——
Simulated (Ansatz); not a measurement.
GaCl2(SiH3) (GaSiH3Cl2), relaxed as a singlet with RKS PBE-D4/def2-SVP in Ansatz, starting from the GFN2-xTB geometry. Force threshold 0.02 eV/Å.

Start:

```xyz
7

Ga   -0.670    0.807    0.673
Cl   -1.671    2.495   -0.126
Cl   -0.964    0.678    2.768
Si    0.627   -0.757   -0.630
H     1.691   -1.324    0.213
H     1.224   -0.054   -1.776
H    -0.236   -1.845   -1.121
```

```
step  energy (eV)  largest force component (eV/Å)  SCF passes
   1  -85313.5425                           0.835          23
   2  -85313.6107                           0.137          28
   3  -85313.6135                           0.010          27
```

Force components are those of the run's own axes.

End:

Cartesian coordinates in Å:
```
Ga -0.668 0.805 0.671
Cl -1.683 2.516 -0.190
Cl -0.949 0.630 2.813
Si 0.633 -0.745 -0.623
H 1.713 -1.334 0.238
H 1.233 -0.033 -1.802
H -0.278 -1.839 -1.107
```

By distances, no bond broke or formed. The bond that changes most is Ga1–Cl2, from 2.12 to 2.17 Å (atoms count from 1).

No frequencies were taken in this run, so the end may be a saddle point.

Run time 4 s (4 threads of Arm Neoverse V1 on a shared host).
——

Assignment - Each line from the first line of the entries up to and including the line containing "No frequencies were" should be transcribed exactly, with all other lines left out.

Task answer -
Simulated (Ansatz); not a measurement.
GaCl2(SiH3) (GaSiH3Cl2), relaxed as a singlet with RKS PBE-D4/def2-SVP in Ansatz, starting from the GFN2-xTB geometry. Force threshold 0.02 eV/Å.

Start:

```xyz
7

Ga   -0.670    0.807    0.673
Cl   -1.671    2.495   -0.126
Cl   -0.964    0.678    2.768
Si    0.627   -0.757   -0.630
H     1.691   -1.324    0.213
H     1.224   -0.054   -1.776
H    -0.236   -1.845   -1.121
```

```
step  energy (eV)  largest force component (eV/Å)  SCF passes
   1  -85313.5425                           0.835          23
   2  -85313.6107                           0.137          28
   3  -85313.6135                           0.010          27
```

Force components are those of the run's own axes.

End:

Cartesian coordinates in Å:
```
Ga -0.668 0.805 0.671
Cl -1.683 2.516 -0.190
Cl -0.949 0.630 2.813
Si 0.633 -0.745 -0.623
H 1.713 -1.334 0.238
H 1.233 -0.033 -1.802
H -0.278 -1.839 -1.107
```

By distances, no bond broke or formed. The bond that changes most is Ga1–Cl2, from 2.12 to 2.17 Å (atoms count from 1).

No frequencies were taken in this run, so the end may be a saddle point.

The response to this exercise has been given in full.